Data extracts:
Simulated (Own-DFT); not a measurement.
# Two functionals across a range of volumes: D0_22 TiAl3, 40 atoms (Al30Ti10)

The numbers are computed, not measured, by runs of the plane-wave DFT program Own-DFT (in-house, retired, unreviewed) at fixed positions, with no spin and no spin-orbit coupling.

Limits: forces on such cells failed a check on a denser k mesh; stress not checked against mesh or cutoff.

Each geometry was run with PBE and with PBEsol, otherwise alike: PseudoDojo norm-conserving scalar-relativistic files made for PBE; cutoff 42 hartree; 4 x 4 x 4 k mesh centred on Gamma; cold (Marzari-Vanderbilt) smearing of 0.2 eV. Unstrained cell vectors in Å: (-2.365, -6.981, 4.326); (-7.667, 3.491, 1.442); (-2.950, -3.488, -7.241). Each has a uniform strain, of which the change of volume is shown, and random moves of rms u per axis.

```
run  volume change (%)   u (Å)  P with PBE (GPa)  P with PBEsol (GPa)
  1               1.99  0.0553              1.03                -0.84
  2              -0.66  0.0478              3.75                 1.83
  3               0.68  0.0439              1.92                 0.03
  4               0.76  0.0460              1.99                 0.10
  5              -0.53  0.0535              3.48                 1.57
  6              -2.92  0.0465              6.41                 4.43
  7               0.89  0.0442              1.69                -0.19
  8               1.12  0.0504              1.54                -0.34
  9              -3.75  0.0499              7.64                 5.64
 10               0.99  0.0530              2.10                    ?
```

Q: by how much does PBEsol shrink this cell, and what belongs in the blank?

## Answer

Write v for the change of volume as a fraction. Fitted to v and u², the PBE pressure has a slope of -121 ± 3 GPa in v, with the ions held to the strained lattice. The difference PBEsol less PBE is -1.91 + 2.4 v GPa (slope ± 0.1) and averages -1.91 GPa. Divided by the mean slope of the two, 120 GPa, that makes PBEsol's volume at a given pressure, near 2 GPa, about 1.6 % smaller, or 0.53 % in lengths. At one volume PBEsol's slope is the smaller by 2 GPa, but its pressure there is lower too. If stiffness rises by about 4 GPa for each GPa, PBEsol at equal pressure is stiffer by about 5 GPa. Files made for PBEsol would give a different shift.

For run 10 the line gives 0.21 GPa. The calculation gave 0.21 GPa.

Exercise:
Lines from the start of the records through the one containing "Limits: forces on" are what should be retyped, exactly and in full, both ends included.

Task response:
Simulated (Own-DFT); not a measurement.
# Two functionals across a range of volumes: D0_22 TiAl3, 40 atoms (Al30Ti10)

The numbers are computed, not measured, by runs of the plane-wave DFT program Own-DFT (in-house, retired, unreviewed) at fixed positions, with no spin and no spin-orbit coupling.

Limits: forces on such cells failed a check on a denser k mesh; stress not checked against mesh or cutoff.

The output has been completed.